▸ Work item
From the first line of the data through the line containing "Potential energy curve", return each line exactly.

═══ Material provided
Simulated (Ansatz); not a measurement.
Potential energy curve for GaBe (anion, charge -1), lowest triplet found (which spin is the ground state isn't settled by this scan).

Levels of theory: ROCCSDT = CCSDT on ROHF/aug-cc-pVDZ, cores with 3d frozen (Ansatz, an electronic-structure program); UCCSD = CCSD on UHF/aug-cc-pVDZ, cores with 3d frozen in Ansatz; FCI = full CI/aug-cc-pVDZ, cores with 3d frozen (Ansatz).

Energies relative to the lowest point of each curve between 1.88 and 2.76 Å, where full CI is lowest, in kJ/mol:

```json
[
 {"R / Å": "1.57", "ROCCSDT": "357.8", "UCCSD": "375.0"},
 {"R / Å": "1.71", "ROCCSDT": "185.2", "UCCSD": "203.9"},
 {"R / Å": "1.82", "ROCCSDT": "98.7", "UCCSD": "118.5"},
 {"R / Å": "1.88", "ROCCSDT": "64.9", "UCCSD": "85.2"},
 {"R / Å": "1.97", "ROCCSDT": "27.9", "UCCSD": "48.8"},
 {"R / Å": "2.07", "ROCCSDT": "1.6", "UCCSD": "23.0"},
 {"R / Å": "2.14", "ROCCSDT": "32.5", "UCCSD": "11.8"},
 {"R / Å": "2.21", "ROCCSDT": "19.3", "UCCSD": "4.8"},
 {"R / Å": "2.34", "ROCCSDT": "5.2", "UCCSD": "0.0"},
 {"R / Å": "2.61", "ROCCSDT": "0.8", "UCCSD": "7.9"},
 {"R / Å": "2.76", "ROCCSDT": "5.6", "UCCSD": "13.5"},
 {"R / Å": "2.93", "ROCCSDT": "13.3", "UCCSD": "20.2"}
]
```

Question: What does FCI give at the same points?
══════

▸ Response box
Simulated (Ansatz); not a measurement.
Potential energy curve for GaBe (anion, charge -1), lowest triplet found (which spin is the ground state isn't settled by this scan).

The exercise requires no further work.